>>>>>
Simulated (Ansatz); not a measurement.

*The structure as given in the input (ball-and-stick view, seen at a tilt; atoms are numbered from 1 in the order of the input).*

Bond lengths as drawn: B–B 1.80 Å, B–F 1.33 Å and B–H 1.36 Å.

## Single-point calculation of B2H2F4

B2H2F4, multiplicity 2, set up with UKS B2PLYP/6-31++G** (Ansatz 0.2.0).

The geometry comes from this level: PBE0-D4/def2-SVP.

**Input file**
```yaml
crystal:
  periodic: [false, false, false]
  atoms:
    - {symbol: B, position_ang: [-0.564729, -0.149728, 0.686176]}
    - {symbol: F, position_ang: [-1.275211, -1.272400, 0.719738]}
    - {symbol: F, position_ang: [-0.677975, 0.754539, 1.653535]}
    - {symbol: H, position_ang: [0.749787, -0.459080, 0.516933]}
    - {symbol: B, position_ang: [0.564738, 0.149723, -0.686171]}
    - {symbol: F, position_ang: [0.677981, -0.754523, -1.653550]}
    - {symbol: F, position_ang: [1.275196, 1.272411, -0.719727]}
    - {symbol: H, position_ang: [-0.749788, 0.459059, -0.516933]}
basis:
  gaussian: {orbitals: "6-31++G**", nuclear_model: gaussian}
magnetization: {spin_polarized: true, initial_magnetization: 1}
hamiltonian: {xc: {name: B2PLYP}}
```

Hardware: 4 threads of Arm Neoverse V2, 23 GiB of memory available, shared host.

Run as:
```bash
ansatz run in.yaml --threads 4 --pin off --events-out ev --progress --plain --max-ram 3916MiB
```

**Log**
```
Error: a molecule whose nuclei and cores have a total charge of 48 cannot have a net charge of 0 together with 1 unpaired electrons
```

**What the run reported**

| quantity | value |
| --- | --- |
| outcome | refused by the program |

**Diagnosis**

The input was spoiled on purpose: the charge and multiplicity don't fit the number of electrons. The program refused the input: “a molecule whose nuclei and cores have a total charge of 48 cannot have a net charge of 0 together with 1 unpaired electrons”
<<<<<

BRIEF - Could you retype exactly the lines from the first one of the records through the line containing "## Single-point calculation of B2H2F4", both included, and nothing more?

WRITTEN ANSWER -
Simulated (Ansatz); not a measurement.

*The structure as given in the input (ball-and-stick view, seen at a tilt; atoms are numbered from 1 in the order of the input).*

Bond lengths as drawn: B–B 1.80 Å, B–F 1.33 Å and B–H 1.36 Å.

## Single-point calculation of B2H2F4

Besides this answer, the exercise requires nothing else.